§ Supplied material
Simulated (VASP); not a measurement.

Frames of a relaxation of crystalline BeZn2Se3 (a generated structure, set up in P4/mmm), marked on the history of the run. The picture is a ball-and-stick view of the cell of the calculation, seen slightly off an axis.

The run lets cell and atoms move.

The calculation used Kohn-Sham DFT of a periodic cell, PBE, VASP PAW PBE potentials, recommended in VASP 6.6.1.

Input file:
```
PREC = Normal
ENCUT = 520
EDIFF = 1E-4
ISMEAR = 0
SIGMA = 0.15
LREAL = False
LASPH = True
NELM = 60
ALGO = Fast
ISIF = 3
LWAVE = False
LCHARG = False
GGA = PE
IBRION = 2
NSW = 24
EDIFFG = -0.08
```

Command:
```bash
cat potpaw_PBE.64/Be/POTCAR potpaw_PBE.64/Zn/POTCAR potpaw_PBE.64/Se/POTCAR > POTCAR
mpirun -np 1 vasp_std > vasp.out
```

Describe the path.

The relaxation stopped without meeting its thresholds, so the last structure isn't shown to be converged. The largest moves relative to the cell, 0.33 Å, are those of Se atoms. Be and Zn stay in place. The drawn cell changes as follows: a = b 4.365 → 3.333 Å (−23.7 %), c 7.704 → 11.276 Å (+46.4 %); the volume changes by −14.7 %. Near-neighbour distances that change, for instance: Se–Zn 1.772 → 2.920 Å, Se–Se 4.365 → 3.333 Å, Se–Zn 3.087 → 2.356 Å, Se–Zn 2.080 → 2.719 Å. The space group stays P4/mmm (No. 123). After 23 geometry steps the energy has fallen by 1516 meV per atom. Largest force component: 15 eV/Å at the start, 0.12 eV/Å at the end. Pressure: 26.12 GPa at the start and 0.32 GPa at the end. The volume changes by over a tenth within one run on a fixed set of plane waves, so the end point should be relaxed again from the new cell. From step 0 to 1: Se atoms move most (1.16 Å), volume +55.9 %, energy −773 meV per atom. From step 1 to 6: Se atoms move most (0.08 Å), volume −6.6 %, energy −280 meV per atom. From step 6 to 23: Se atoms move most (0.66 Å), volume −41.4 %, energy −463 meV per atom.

§ Brief
In the data above, find the line that contains "Describe the path.", then reproduce exactly every line from the first line through that line.

§ Answer space
Simulated (VASP); not a measurement.

Frames of a relaxation of crystalline BeZn2Se3 (a generated structure, set up in P4/mmm), marked on the history of the run. The picture is a ball-and-stick view of the cell of the calculation, seen slightly off an axis.

The run lets cell and atoms move.

The calculation used Kohn-Sham DFT of a periodic cell, PBE, VASP PAW PBE potentials, recommended in VASP 6.6.1.

Input file:
```
PREC = Normal
ENCUT = 520
EDIFF = 1E-4
ISMEAR = 0
SIGMA = 0.15
LREAL = False
LASPH = True
NELM = 60
ALGO = Fast
ISIF = 3
LWAVE = False
LCHARG = False
GGA = PE
IBRION = 2
NSW = 24
EDIFFG = -0.08
```

Command:
```bash
cat potpaw_PBE.64/Be/POTCAR potpaw_PBE.64/Zn/POTCAR potpaw_PBE.64/Se/POTCAR > POTCAR
mpirun -np 1 vasp_std > vasp.out
```

Describe the path.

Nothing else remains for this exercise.